> WORK REQUEST
Could you give every record again, exactly as it reads?

> SOURCE INFORMATION
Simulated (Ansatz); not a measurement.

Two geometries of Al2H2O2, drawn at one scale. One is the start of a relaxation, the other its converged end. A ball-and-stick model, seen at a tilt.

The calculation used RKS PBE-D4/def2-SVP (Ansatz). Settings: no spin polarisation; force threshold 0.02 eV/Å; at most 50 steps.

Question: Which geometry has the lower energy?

> RESULT
Simulated (Ansatz); not a measurement.

Two geometries of Al2H2O2, drawn at one scale. One is the start of a relaxation, the other its converged end. A ball-and-stick model, seen at a tilt.

The calculation used RKS PBE-D4/def2-SVP (Ansatz). Settings: no spin polarisation; force threshold 0.02 eV/Å; at most 50 steps.

Question: Which geometry has the lower energy?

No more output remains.